:: Data for review

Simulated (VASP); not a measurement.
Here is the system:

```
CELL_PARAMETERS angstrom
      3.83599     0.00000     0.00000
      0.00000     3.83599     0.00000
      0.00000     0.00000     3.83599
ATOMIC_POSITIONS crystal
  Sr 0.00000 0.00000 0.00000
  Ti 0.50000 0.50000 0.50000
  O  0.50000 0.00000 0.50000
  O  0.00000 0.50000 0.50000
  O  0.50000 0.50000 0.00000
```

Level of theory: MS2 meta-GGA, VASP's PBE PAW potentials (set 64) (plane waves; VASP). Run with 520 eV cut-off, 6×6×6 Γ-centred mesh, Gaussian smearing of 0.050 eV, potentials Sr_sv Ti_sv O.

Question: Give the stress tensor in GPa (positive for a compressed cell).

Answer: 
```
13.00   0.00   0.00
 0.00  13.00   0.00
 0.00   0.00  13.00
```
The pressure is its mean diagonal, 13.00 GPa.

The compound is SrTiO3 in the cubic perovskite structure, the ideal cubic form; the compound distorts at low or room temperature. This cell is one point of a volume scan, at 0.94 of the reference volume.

::::

Work order >> The response must consist solely of the lines from the top of the records through the line holding "The pressure is its mean diagonal, 13.00 GPa.", copied word for word.

Your solution >>
Simulated (VASP); not a measurement.
Here is the system:

```
CELL_PARAMETERS angstrom
      3.83599     0.00000     0.00000
      0.00000     3.83599     0.00000
      0.00000     0.00000     3.83599
ATOMIC_POSITIONS crystal
  Sr 0.00000 0.00000 0.00000
  Ti 0.50000 0.50000 0.50000
  O  0.50000 0.00000 0.50000
  O  0.00000 0.50000 0.50000
  O  0.50000 0.50000 0.00000
```

Level of theory: MS2 meta-GGA, VASP's PBE PAW potentials (set 64) (plane waves; VASP). Run with 520 eV cut-off, 6×6×6 Γ-centred mesh, Gaussian smearing of 0.050 eV, potentials Sr_sv Ti_sv O.

Question: Give the stress tensor in GPa (positive for a compressed cell).

Answer: 
```
13.00   0.00   0.00
 0.00  13.00   0.00
 0.00   0.00  13.00
```
The pressure is its mean diagonal, 13.00 GPa.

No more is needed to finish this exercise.